> Recorded data:
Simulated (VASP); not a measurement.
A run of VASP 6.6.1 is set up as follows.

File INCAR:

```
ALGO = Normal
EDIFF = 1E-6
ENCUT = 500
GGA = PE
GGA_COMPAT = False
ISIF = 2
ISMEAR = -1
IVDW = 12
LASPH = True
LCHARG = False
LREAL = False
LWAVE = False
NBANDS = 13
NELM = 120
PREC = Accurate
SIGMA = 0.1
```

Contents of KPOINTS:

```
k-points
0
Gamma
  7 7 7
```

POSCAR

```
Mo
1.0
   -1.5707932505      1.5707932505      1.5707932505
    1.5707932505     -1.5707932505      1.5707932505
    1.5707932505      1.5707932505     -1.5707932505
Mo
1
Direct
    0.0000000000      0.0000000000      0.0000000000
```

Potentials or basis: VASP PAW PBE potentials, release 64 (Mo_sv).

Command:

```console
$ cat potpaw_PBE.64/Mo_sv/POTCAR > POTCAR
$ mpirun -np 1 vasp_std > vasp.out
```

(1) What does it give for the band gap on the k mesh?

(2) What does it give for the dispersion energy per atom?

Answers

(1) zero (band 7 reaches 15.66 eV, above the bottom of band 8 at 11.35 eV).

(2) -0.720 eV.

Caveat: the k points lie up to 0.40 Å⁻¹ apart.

> Brief:
Working from the data above, extract solely the lines from the one containing "(1) What does" through the one containing "(2) -0.720 eV.", exactly as they appear, both included.

> Written reply:
(1) What does it give for the band gap on the k mesh?

(2) What does it give for the dispersion energy per atom?

Answers

(1) zero (band 7 reaches 15.66 eV, above the bottom of band 8 at 11.35 eV).

(2) -0.720 eV.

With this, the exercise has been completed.